** ASSIGNED TASK **
Every line from the top of the material through the line holding "Answer: 35.1 GPa." should be copied exactly, and only those lines.

+ + + +

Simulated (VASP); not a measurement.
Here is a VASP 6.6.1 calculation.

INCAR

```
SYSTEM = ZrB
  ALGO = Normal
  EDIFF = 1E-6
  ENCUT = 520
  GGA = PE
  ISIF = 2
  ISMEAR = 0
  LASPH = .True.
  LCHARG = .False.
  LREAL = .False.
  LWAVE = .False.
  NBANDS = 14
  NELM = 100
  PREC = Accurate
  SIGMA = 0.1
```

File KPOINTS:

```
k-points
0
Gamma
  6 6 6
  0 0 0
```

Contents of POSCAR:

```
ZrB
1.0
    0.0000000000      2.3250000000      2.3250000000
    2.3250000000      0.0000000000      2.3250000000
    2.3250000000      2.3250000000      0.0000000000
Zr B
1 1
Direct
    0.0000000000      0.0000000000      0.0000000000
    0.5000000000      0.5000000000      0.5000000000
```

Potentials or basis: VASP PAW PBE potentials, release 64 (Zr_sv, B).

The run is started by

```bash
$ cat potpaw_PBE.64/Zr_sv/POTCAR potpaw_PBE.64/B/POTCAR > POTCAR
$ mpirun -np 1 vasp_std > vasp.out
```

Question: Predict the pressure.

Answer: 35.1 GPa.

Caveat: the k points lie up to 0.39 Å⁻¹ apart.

+ + + +

** TASK RESULT **
Simulated (VASP); not a measurement.
Here is a VASP 6.6.1 calculation.

INCAR

```
SYSTEM = ZrB
  ALGO = Normal
  EDIFF = 1E-6
  ENCUT = 520
  GGA = PE
  ISIF = 2
  ISMEAR = 0
  LASPH = .True.
  LCHARG = .False.
  LREAL = .False.
  LWAVE = .False.
  NBANDS = 14
  NELM = 100
  PREC = Accurate
  SIGMA = 0.1
```

File KPOINTS:

```
k-points
0
Gamma
  6 6 6
  0 0 0
```

Contents of POSCAR:

```
ZrB
1.0
    0.0000000000      2.3250000000      2.3250000000
    2.3250000000      0.0000000000      2.3250000000
    2.3250000000      2.3250000000      0.0000000000
Zr B
1 1
Direct
    0.0000000000      0.0000000000      0.0000000000
    0.5000000000      0.5000000000      0.5000000000
```

Potentials or basis: VASP PAW PBE potentials, release 64 (Zr_sv, B).

The run is started by

```bash
$ cat potpaw_PBE.64/Zr_sv/POTCAR potpaw_PBE.64/B/POTCAR > POTCAR
$ mpirun -np 1 vasp_std > vasp.out
```

Question: Predict the pressure.

Answer: 35.1 GPa.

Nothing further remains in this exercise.